[[ Information provided, beginning ]]

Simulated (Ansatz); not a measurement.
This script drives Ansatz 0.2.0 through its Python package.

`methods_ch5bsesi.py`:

[[ Information provided, end ]]

> **Required action**
Nothing in the records should be altered when they are written out again.

> **Result**
Simulated (Ansatz); not a measurement.
This script drives Ansatz 0.2.0 through its Python package.

`methods_ch5bsesi.py`:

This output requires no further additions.